-- Given records follows --

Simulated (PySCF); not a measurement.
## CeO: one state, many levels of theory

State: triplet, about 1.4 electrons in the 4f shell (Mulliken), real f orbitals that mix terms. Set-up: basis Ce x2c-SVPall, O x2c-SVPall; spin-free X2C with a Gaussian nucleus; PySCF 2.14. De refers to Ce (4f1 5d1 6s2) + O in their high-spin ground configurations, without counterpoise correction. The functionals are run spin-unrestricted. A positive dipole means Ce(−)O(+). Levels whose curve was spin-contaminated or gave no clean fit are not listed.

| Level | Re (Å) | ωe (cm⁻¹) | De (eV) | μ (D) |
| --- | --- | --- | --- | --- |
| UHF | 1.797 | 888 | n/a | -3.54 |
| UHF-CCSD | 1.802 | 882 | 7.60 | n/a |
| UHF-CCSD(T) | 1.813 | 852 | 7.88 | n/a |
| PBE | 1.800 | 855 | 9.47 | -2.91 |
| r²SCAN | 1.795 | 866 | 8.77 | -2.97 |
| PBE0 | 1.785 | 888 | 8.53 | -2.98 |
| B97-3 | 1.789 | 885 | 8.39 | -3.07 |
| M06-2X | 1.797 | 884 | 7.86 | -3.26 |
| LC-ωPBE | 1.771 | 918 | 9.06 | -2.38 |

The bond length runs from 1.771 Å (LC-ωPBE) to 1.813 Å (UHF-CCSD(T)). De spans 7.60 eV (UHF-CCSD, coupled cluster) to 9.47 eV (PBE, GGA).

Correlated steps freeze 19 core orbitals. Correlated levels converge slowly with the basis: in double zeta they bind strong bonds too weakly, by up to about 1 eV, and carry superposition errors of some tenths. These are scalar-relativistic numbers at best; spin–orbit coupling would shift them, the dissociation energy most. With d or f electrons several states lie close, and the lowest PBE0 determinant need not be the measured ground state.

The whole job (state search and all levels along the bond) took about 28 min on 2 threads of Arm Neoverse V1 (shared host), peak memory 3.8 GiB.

-- Given records concluded --

Brief
Look above for the line with "8.39 | -3.07 |"; retype exactly that line, every line after it up to the line with "Correlated steps freeze", and that line too, nothing else.

Solution
| B97-3 | 1.789 | 885 | 8.39 | -3.07 |
| M06-2X | 1.797 | 884 | 7.86 | -3.26 |
| LC-ωPBE | 1.771 | 918 | 9.06 | -2.38 |

The bond length runs from 1.771 Å (LC-ωPBE) to 1.813 Å (UHF-CCSD(T)). De spans 7.60 eV (UHF-CCSD, coupled cluster) to 9.47 eV (PBE, GGA).

Correlated steps freeze 19 core orbitals. Correlated levels converge slowly with the basis: in double zeta they bind strong bonds too weakly, by up to about 1 eV, and carry superposition errors of some tenths. These are scalar-relativistic numbers at best; spin–orbit coupling would shift them, the dissociation energy most. With d or f electrons several states lie close, and the lowest PBE0 determinant need not be the measured ground state.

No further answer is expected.